Repeat the records below line by line, exactly, finishing on the line that contains "All values are".

_RECORDED INFORMATION_
== Segment start ==

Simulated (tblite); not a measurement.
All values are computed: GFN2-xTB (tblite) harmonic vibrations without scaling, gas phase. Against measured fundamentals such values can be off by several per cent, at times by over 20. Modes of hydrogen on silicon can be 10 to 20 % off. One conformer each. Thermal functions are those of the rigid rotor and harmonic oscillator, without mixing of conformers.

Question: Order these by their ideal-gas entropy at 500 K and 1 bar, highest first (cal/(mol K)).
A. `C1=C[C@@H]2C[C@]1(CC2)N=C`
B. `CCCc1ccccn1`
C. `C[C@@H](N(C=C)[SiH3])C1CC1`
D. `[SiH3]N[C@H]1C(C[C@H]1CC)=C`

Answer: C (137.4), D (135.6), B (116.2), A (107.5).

== Segment end ==

_RESULT_
Simulated (tblite); not a measurement.
All values are computed: GFN2-xTB (tblite) harmonic vibrations without scaling, gas phase. Against measured fundamentals such values can be off by several per cent, at times by over 20. Modes of hydrogen on silicon can be 10 to 20 % off. One conformer each. Thermal functions are those of the rigid rotor and harmonic oscillator, without mixing of conformers.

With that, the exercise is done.